Task item: Print, exactly as written, every line from the first line of the records below through the line containing "## (2) Single point, r2SCAN", and nothing further.

-------- Dataset content
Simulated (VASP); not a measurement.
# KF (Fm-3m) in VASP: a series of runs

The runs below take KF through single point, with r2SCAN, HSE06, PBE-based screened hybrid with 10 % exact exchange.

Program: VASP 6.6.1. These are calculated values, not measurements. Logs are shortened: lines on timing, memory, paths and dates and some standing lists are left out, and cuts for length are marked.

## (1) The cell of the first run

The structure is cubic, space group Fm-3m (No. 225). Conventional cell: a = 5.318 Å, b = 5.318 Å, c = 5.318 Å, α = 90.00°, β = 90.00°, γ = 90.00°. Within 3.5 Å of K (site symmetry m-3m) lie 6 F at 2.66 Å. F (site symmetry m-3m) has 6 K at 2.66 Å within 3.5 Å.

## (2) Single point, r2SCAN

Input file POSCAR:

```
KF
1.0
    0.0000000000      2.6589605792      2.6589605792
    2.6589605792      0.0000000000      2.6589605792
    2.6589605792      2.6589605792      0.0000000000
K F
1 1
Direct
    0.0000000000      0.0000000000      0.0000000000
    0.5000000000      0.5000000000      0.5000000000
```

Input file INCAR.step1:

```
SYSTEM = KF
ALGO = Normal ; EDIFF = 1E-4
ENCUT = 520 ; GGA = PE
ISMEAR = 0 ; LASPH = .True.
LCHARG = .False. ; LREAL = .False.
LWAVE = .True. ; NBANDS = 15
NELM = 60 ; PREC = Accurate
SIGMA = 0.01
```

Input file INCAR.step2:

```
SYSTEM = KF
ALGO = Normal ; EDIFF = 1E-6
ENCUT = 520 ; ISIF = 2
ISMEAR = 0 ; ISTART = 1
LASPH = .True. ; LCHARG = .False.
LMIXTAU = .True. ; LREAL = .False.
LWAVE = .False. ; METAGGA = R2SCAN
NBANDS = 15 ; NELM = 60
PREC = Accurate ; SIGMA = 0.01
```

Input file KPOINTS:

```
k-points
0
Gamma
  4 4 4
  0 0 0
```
----------------

Result:
Simulated (VASP); not a measurement.
# KF (Fm-3m) in VASP: a series of runs

The runs below take KF through single point, with r2SCAN, HSE06, PBE-based screened hybrid with 10 % exact exchange.

Program: VASP 6.6.1. These are calculated values, not measurements. Logs are shortened: lines on timing, memory, paths and dates and some standing lists are left out, and cuts for length are marked.

## (1) The cell of the first run

The structure is cubic, space group Fm-3m (No. 225). Conventional cell: a = 5.318 Å, b = 5.318 Å, c = 5.318 Å, α = 90.00°, β = 90.00°, γ = 90.00°. Within 3.5 Å of K (site symmetry m-3m) lie 6 F at 2.66 Å. F (site symmetry m-3m) has 6 K at 2.66 Å within 3.5 Å.

## (2) Single point, r2SCAN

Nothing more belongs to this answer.